**Work instruction**
Print, exactly as written, every line from the first line of the records below through the line containing "Predict the mean", and nothing further.

*** Supplied information Section Begins ***
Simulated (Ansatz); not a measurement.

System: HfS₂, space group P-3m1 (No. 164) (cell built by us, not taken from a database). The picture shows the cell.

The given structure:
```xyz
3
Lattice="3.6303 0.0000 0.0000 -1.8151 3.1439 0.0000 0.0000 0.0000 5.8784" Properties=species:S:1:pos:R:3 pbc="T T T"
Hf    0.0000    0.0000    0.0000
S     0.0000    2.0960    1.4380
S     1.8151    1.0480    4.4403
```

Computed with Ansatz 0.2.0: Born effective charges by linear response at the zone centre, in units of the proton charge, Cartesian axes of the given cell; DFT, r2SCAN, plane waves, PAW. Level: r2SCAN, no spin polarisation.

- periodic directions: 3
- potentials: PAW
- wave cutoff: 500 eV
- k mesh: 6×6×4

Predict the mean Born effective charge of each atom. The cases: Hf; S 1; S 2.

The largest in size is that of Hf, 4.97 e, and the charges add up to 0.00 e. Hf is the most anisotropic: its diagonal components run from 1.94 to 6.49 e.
*** Supplied information Section Ends ***

**Task answer**
Simulated (Ansatz); not a measurement.

System: HfS₂, space group P-3m1 (No. 164) (cell built by us, not taken from a database). The picture shows the cell.

The given structure:
```xyz
3
Lattice="3.6303 0.0000 0.0000 -1.8151 3.1439 0.0000 0.0000 0.0000 5.8784" Properties=species:S:1:pos:R:3 pbc="T T T"
Hf    0.0000    0.0000    0.0000
S     0.0000    2.0960    1.4380
S     1.8151    1.0480    4.4403
```

Computed with Ansatz 0.2.0: Born effective charges by linear response at the zone centre, in units of the proton charge, Cartesian axes of the given cell; DFT, r2SCAN, plane waves, PAW. Level: r2SCAN, no spin polarisation.

- periodic directions: 3
- potentials: PAW
- wave cutoff: 500 eV
- k mesh: 6×6×4

Predict the mean Born effective charge of each atom. The cases: Hf; S 1; S 2.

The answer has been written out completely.